The task calls for every line of the data to be repeated exactly.

[Supplied information — start]
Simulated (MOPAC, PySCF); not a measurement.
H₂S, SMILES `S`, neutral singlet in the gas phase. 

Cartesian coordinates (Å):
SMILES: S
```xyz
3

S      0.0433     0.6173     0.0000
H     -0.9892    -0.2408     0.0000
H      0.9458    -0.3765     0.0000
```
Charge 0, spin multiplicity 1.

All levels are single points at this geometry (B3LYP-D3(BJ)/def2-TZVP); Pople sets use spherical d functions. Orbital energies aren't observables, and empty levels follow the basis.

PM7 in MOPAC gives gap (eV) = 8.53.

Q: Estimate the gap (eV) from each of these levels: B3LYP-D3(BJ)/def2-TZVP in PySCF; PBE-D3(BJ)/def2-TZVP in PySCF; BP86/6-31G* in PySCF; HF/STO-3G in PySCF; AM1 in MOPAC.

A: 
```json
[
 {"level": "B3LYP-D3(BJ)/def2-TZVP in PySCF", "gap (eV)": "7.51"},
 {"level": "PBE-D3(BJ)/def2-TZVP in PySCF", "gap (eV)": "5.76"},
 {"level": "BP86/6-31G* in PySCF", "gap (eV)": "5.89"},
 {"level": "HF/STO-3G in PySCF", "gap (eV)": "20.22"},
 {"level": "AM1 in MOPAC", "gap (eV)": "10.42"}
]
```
[Supplied information — finish]

→ Written response:
Simulated (MOPAC, PySCF); not a measurement.
H₂S, SMILES `S`, neutral singlet in the gas phase. 

Cartesian coordinates (Å):
SMILES: S
```xyz
3

S      0.0433     0.6173     0.0000
H     -0.9892    -0.2408     0.0000
H      0.9458    -0.3765     0.0000
```
Charge 0, spin multiplicity 1.

All levels are single points at this geometry (B3LYP-D3(BJ)/def2-TZVP); Pople sets use spherical d functions. Orbital energies aren't observables, and empty levels follow the basis.

PM7 in MOPAC gives gap (eV) = 8.53.

Q: Estimate the gap (eV) from each of these levels: B3LYP-D3(BJ)/def2-TZVP in PySCF; PBE-D3(BJ)/def2-TZVP in PySCF; BP86/6-31G* in PySCF; HF/STO-3G in PySCF; AM1 in MOPAC.

A: 
```json
[
 {"level": "B3LYP-D3(BJ)/def2-TZVP in PySCF", "gap (eV)": "7.51"},
 {"level": "PBE-D3(BJ)/def2-TZVP in PySCF", "gap (eV)": "5.76"},
 {"level": "BP86/6-31G* in PySCF", "gap (eV)": "5.89"},
 {"level": "HF/STO-3G in PySCF", "gap (eV)": "20.22"},
 {"level": "AM1 in MOPAC", "gap (eV)": "10.42"}
]
```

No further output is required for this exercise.